BEGIN Record excerpts

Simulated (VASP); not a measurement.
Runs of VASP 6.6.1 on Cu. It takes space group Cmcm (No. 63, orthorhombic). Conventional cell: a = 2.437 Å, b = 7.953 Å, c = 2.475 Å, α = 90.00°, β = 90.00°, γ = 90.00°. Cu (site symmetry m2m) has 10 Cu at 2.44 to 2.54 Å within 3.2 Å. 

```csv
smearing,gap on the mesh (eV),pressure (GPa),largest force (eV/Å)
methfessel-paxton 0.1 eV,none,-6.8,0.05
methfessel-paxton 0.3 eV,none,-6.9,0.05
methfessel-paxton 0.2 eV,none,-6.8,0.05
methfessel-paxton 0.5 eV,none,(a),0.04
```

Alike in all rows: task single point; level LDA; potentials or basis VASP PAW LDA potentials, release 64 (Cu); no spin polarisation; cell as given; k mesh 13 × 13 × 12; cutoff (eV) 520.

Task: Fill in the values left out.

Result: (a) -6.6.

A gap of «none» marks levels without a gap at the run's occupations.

END Record excerpts

> [Task item]: Set down exactly the lines from the start of the records to the line with "Result: (a) -6.6.". Include that line, and add nothing more.

> [Response]:
Simulated (VASP); not a measurement.
Runs of VASP 6.6.1 on Cu. It takes space group Cmcm (No. 63, orthorhombic). Conventional cell: a = 2.437 Å, b = 7.953 Å, c = 2.475 Å, α = 90.00°, β = 90.00°, γ = 90.00°. Cu (site symmetry m2m) has 10 Cu at 2.44 to 2.54 Å within 3.2 Å. 

```csv
smearing,gap on the mesh (eV),pressure (GPa),largest force (eV/Å)
methfessel-paxton 0.1 eV,none,-6.8,0.05
methfessel-paxton 0.3 eV,none,-6.9,0.05
methfessel-paxton 0.2 eV,none,-6.8,0.05
methfessel-paxton 0.5 eV,none,(a),0.04
```

Alike in all rows: task single point; level LDA; potentials or basis VASP PAW LDA potentials, release 64 (Cu); no spin polarisation; cell as given; k mesh 13 × 13 × 12; cutoff (eV) 520.

Task: Fill in the values left out.

Result: (a) -6.6.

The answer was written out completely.